▸ **Records shown**
****************

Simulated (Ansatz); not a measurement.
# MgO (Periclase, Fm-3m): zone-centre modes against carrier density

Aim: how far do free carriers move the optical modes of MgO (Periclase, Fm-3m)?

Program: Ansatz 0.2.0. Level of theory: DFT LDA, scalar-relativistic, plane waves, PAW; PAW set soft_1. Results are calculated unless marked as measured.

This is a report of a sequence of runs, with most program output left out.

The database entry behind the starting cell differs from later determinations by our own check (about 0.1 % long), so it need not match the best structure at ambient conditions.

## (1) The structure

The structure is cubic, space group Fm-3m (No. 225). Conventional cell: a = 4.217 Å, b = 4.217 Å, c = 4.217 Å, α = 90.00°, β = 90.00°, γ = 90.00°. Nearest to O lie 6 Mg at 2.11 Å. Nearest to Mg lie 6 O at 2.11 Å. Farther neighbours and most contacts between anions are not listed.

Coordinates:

****************

▸ **Work request**
Each of the records is to be written out again without alteration.

▸ **Problem solution**
Simulated (Ansatz); not a measurement.
# MgO (Periclase, Fm-3m): zone-centre modes against carrier density

Aim: how far do free carriers move the optical modes of MgO (Periclase, Fm-3m)?

Program: Ansatz 0.2.0. Level of theory: DFT LDA, scalar-relativistic, plane waves, PAW; PAW set soft_1. Results are calculated unless marked as measured.

This is a report of a sequence of runs, with most program output left out.

The database entry behind the starting cell differs from later determinations by our own check (about 0.1 % long), so it need not match the best structure at ambient conditions.

## (1) The structure

The structure is cubic, space group Fm-3m (No. 225). Conventional cell: a = 4.217 Å, b = 4.217 Å, c = 4.217 Å, α = 90.00°, β = 90.00°, γ = 90.00°. Nearest to O lie 6 Mg at 2.11 Å. Nearest to Mg lie 6 O at 2.11 Å. Farther neighbours and most contacts between anions are not listed.

Coordinates:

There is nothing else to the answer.